» Work instruction: Nothing but the lines from the one containing "Result: (a) 0.1." through the one containing "A k mesh can", both included, should be given again, each exactly as written below.

(Input data begins)

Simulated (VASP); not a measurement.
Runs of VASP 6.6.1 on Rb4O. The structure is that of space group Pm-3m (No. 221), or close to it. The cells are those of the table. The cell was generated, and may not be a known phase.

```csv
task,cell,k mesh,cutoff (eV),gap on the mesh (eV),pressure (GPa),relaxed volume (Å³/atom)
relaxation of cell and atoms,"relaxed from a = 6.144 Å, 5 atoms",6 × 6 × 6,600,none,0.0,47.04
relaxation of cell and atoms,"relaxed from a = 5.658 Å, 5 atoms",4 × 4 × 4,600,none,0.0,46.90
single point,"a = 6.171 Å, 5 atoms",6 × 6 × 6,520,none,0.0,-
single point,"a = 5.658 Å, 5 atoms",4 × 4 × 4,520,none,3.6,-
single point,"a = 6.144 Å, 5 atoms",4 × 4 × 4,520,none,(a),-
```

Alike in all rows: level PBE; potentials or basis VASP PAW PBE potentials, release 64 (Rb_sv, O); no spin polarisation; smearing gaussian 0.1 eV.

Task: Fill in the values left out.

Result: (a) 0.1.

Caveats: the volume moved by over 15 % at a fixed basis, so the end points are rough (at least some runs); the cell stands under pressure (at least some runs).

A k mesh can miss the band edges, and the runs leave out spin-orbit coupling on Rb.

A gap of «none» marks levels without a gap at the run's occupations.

(Input data ends)

» Answer box:
Result: (a) 0.1.

Caveats: the volume moved by over 15 % at a fixed basis, so the end points are rough (at least some runs); the cell stands under pressure (at least some runs).

A k mesh can miss the band edges, and the runs leave out spin-orbit coupling on Rb.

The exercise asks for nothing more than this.